-- Action item --
Where the line containing "Ansatz 0.2.0; DFT" appears, end your copy; everything from the first line of the records below up to and including it must be reproduced exactly.

-- Data for analysis --
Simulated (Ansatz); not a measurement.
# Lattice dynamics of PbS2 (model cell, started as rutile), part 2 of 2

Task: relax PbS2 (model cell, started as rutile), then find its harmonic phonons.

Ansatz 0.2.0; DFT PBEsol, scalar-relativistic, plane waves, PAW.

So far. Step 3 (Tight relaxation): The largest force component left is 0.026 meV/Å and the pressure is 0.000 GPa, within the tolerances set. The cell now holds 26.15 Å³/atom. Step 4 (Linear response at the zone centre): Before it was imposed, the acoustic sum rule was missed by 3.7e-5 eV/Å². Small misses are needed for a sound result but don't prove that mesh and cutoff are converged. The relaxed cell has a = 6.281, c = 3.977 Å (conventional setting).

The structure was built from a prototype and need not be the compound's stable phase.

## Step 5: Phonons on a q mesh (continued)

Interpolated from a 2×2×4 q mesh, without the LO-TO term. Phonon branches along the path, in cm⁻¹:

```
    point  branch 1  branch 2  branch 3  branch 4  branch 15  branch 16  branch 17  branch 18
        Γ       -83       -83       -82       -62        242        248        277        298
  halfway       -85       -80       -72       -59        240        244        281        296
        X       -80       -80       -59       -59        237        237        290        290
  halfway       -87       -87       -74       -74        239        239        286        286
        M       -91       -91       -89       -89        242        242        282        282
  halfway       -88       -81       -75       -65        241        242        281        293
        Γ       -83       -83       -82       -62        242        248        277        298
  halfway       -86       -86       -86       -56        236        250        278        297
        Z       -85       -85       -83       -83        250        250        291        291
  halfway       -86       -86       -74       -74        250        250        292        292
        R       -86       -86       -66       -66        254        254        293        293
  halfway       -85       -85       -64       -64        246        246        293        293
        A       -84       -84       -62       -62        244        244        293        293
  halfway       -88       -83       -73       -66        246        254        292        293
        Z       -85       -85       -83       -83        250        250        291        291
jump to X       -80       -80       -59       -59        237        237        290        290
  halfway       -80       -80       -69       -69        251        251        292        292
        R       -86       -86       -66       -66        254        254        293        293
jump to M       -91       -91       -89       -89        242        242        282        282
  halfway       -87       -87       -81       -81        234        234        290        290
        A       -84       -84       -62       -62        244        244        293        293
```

-- Task output --
Simulated (Ansatz); not a measurement.
# Lattice dynamics of PbS2 (model cell, started as rutile), part 2 of 2

Task: relax PbS2 (model cell, started as rutile), then find its harmonic phonons.

Ansatz 0.2.0; DFT PBEsol, scalar-relativistic, plane waves, PAW.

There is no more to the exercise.